= = = = = = =

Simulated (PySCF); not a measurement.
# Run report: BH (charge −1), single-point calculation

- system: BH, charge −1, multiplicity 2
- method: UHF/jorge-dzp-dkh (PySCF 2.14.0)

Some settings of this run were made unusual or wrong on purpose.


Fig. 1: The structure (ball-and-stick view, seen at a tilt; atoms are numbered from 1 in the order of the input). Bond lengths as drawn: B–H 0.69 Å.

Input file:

= = = = = = =

## Action item
Send back every record, precisely as written.

## Written response
Simulated (PySCF); not a measurement.
# Run report: BH (charge −1), single-point calculation

- system: BH, charge −1, multiplicity 2
- method: UHF/jorge-dzp-dkh (PySCF 2.14.0)

Some settings of this run were made unusual or wrong on purpose.


Fig. 1: The structure (ball-and-stick view, seen at a tilt; atoms are numbered from 1 in the order of the input). Bond lengths as drawn: B–H 0.69 Å.

Input file:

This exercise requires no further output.